DATASET:
################

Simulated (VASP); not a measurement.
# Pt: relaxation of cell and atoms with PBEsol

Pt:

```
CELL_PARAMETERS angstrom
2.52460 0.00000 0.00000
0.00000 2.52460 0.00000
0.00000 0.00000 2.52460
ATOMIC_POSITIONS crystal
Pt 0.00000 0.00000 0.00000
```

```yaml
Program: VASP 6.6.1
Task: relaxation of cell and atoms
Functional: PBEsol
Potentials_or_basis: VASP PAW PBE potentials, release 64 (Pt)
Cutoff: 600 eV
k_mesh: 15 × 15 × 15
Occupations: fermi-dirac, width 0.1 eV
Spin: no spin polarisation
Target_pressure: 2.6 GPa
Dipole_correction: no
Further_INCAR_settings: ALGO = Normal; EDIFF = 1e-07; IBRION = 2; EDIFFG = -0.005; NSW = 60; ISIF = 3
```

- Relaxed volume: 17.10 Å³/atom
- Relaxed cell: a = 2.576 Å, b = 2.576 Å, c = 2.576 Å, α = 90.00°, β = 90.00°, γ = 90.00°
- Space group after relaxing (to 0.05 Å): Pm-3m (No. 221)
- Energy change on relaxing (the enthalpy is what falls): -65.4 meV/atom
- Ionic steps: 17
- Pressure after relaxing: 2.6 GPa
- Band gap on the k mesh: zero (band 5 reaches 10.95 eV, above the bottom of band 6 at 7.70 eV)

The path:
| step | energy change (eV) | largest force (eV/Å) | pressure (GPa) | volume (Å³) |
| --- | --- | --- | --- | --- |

################

WORK ORDER: Could you return every record above exactly as written?

TASK ANSWER:
Simulated (VASP); not a measurement.
# Pt: relaxation of cell and atoms with PBEsol

Pt:

```
CELL_PARAMETERS angstrom
2.52460 0.00000 0.00000
0.00000 2.52460 0.00000
0.00000 0.00000 2.52460
ATOMIC_POSITIONS crystal
Pt 0.00000 0.00000 0.00000
```

```yaml
Program: VASP 6.6.1
Task: relaxation of cell and atoms
Functional: PBEsol
Potentials_or_basis: VASP PAW PBE potentials, release 64 (Pt)
Cutoff: 600 eV
k_mesh: 15 × 15 × 15
Occupations: fermi-dirac, width 0.1 eV
Spin: no spin polarisation
Target_pressure: 2.6 GPa
Dipole_correction: no
Further_INCAR_settings: ALGO = Normal; EDIFF = 1e-07; IBRION = 2; EDIFFG = -0.005; NSW = 60; ISIF = 3
```

- Relaxed volume: 17.10 Å³/atom
- Relaxed cell: a = 2.576 Å, b = 2.576 Å, c = 2.576 Å, α = 90.00°, β = 90.00°, γ = 90.00°
- Space group after relaxing (to 0.05 Å): Pm-3m (No. 221)
- Energy change on relaxing (the enthalpy is what falls): -65.4 meV/atom
- Ionic steps: 17
- Pressure after relaxing: 2.6 GPa
- Band gap on the k mesh: zero (band 5 reaches 10.95 eV, above the bottom of band 6 at 7.70 eV)

The path:
| step | energy change (eV) | largest force (eV/Å) | pressure (GPa) | volume (Å³) |
| --- | --- | --- | --- | --- |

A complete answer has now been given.